__INFORMATION__:
=== Section Start ===
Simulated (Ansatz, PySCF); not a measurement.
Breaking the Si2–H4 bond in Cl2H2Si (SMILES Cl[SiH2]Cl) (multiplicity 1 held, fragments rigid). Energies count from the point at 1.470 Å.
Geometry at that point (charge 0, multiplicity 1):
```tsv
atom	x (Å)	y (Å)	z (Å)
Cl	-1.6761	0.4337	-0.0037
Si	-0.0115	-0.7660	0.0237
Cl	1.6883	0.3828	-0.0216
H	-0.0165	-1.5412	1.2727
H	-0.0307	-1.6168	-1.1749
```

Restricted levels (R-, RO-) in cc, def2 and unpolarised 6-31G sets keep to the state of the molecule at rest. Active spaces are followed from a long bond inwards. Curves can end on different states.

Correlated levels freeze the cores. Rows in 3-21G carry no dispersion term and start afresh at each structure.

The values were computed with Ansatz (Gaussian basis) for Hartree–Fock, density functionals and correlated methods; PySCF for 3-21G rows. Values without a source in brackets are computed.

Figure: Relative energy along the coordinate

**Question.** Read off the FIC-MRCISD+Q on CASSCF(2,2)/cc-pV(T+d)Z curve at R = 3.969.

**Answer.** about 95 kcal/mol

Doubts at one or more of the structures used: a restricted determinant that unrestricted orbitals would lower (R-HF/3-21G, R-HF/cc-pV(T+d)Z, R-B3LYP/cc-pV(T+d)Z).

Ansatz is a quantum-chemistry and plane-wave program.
=== Section End ===

__BRIEF__:
From the opening line of the data above through the line holding "Doubts at one", give every line again exactly as it stands.

__ANSWER SPACE__:
Simulated (Ansatz, PySCF); not a measurement.
Breaking the Si2–H4 bond in Cl2H2Si (SMILES Cl[SiH2]Cl) (multiplicity 1 held, fragments rigid). Energies count from the point at 1.470 Å.
Geometry at that point (charge 0, multiplicity 1):
```tsv
atom	x (Å)	y (Å)	z (Å)
Cl	-1.6761	0.4337	-0.0037
Si	-0.0115	-0.7660	0.0237
Cl	1.6883	0.3828	-0.0216
H	-0.0165	-1.5412	1.2727
H	-0.0307	-1.6168	-1.1749
```

Restricted levels (R-, RO-) in cc, def2 and unpolarised 6-31G sets keep to the state of the molecule at rest. Active spaces are followed from a long bond inwards. Curves can end on different states.

Correlated levels freeze the cores. Rows in 3-21G carry no dispersion term and start afresh at each structure.

The values were computed with Ansatz (Gaussian basis) for Hartree–Fock, density functionals and correlated methods; PySCF for 3-21G rows. Values without a source in brackets are computed.

Figure: Relative energy along the coordinate

**Question.** Read off the FIC-MRCISD+Q on CASSCF(2,2)/cc-pV(T+d)Z curve at R = 3.969.

**Answer.** about 95 kcal/mol

Doubts at one or more of the structures used: a restricted determinant that unrestricted orbitals would lower (R-HF/3-21G, R-HF/cc-pV(T+d)Z, R-B3LYP/cc-pV(T+d)Z).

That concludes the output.